*Task item*: A word-for-word transcription of every record is needed.

○ ○ ○ ○ ○

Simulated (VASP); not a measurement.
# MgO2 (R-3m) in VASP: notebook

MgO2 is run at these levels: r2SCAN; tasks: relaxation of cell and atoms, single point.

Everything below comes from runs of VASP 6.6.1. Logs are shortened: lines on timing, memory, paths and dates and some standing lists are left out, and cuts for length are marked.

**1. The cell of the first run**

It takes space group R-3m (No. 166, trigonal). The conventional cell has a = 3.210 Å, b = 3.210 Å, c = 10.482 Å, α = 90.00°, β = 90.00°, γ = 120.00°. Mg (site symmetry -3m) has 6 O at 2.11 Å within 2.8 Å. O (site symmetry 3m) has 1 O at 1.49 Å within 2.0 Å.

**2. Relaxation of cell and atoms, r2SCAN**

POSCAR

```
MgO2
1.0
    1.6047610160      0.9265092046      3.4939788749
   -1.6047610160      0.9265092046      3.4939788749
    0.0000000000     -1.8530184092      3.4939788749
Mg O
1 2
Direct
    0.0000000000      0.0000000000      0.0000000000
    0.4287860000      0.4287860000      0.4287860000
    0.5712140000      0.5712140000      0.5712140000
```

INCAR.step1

○ ○ ○ ○ ○

*Expected answer*:
Simulated (VASP); not a measurement.
# MgO2 (R-3m) in VASP: notebook

MgO2 is run at these levels: r2SCAN; tasks: relaxation of cell and atoms, single point.

Everything below comes from runs of VASP 6.6.1. Logs are shortened: lines on timing, memory, paths and dates and some standing lists are left out, and cuts for length are marked.

**1. The cell of the first run**

It takes space group R-3m (No. 166, trigonal). The conventional cell has a = 3.210 Å, b = 3.210 Å, c = 10.482 Å, α = 90.00°, β = 90.00°, γ = 120.00°. Mg (site symmetry -3m) has 6 O at 2.11 Å within 2.8 Å. O (site symmetry 3m) has 1 O at 1.49 Å within 2.0 Å.

**2. Relaxation of cell and atoms, r2SCAN**

POSCAR

```
MgO2
1.0
    1.6047610160      0.9265092046      3.4939788749
   -1.6047610160      0.9265092046      3.4939788749
    0.0000000000     -1.8530184092      3.4939788749
Mg O
1 2
Direct
    0.0000000000      0.0000000000      0.0000000000
    0.4287860000      0.4287860000      0.4287860000
    0.5712140000      0.5712140000      0.5712140000
```

INCAR.step1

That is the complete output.